Start of Material provided
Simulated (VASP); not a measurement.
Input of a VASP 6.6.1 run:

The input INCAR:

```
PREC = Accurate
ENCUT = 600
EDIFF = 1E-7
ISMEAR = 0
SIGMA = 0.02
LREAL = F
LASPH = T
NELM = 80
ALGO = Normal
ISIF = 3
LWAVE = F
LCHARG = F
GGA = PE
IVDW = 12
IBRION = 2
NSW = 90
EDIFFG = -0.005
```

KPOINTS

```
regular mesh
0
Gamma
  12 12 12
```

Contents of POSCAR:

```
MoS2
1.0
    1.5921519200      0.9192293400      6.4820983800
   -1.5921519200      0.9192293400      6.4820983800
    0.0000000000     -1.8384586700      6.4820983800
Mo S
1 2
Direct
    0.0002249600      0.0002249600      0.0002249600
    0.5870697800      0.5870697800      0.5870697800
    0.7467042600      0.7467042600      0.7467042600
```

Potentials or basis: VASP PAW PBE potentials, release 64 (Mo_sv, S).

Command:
End of Material provided

[Action item]
Transcribe all of the data above, keeping each line exactly as it stands.

[Answer area]
Simulated (VASP); not a measurement.
Input of a VASP 6.6.1 run:

The input INCAR:

```
PREC = Accurate
ENCUT = 600
EDIFF = 1E-7
ISMEAR = 0
SIGMA = 0.02
LREAL = F
LASPH = T
NELM = 80
ALGO = Normal
ISIF = 3
LWAVE = F
LCHARG = F
GGA = PE
IVDW = 12
IBRION = 2
NSW = 90
EDIFFG = -0.005
```

KPOINTS

```
regular mesh
0
Gamma
  12 12 12
```

Contents of POSCAR:

```
MoS2
1.0
    1.5921519200      0.9192293400      6.4820983800
   -1.5921519200      0.9192293400      6.4820983800
    0.0000000000     -1.8384586700      6.4820983800
Mo S
1 2
Direct
    0.0002249600      0.0002249600      0.0002249600
    0.5870697800      0.5870697800      0.5870697800
    0.7467042600      0.7467042600      0.7467042600
```

Potentials or basis: VASP PAW PBE potentials, release 64 (Mo_sv, S).

Command:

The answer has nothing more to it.